= = = = = = =
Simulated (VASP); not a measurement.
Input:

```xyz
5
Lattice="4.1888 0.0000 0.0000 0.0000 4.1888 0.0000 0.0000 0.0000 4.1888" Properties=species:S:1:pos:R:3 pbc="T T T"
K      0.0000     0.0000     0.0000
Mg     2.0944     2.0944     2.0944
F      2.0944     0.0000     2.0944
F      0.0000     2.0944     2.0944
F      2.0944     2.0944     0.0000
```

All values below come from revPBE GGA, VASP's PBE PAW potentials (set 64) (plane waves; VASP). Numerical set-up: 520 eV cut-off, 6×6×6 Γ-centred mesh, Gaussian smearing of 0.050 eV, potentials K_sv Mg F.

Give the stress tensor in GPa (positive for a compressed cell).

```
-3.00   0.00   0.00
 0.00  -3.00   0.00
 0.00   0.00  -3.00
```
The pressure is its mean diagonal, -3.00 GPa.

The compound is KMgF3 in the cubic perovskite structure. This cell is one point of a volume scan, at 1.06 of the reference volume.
= = = = = = =

BRIEF:
Please copy, word for word, every line from the first line of the records through the line containing "The pressure is its mean diagonal, -3.00 GPa.", with both of those lines included and nothing else.

YOUR RESPONSE:
Simulated (VASP); not a measurement.
Input:

```xyz
5
Lattice="4.1888 0.0000 0.0000 0.0000 4.1888 0.0000 0.0000 0.0000 4.1888" Properties=species:S:1:pos:R:3 pbc="T T T"
K      0.0000     0.0000     0.0000
Mg     2.0944     2.0944     2.0944
F      2.0944     0.0000     2.0944
F      0.0000     2.0944     2.0944
F      2.0944     2.0944     0.0000
```

All values below come from revPBE GGA, VASP's PBE PAW potentials (set 64) (plane waves; VASP). Numerical set-up: 520 eV cut-off, 6×6×6 Γ-centred mesh, Gaussian smearing of 0.050 eV, potentials K_sv Mg F.

Give the stress tensor in GPa (positive for a compressed cell).

```
-3.00   0.00   0.00
 0.00  -3.00   0.00
 0.00   0.00  -3.00
```
The pressure is its mean diagonal, -3.00 GPa.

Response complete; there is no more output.